» Exercise data
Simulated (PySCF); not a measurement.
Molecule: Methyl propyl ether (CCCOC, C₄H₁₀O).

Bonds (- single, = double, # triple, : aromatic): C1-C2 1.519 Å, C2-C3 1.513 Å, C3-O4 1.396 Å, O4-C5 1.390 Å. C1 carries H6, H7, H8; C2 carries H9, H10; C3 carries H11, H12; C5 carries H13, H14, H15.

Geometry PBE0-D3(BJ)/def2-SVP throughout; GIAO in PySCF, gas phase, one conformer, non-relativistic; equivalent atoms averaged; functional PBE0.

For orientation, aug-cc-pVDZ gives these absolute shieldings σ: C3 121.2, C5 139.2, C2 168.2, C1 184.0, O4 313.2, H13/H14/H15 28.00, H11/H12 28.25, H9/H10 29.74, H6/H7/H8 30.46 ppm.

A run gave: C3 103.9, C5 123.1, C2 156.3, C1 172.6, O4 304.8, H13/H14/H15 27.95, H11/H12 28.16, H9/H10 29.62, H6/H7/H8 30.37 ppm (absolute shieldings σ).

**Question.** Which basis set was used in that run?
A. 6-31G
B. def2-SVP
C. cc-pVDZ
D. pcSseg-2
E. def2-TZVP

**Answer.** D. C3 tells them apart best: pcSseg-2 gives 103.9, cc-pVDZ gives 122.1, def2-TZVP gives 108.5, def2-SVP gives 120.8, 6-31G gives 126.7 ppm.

» Assigned task
Each record above needs to be set down again, word for word.

» Answer space
Simulated (PySCF); not a measurement.
Molecule: Methyl propyl ether (CCCOC, C₄H₁₀O).

Bonds (- single, = double, # triple, : aromatic): C1-C2 1.519 Å, C2-C3 1.513 Å, C3-O4 1.396 Å, O4-C5 1.390 Å. C1 carries H6, H7, H8; C2 carries H9, H10; C3 carries H11, H12; C5 carries H13, H14, H15.

Geometry PBE0-D3(BJ)/def2-SVP throughout; GIAO in PySCF, gas phase, one conformer, non-relativistic; equivalent atoms averaged; functional PBE0.

For orientation, aug-cc-pVDZ gives these absolute shieldings σ: C3 121.2, C5 139.2, C2 168.2, C1 184.0, O4 313.2, H13/H14/H15 28.00, H11/H12 28.25, H9/H10 29.74, H6/H7/H8 30.46 ppm.

A run gave: C3 103.9, C5 123.1, C2 156.3, C1 172.6, O4 304.8, H13/H14/H15 27.95, H11/H12 28.16, H9/H10 29.62, H6/H7/H8 30.37 ppm (absolute shieldings σ).

**Question.** Which basis set was used in that run?
A. 6-31G
B. def2-SVP
C. cc-pVDZ
D. pcSseg-2
E. def2-TZVP

**Answer.** D. C3 tells them apart best: pcSseg-2 gives 103.9, cc-pVDZ gives 122.1, def2-TZVP gives 108.5, def2-SVP gives 120.8, 6-31G gives 126.7 ppm.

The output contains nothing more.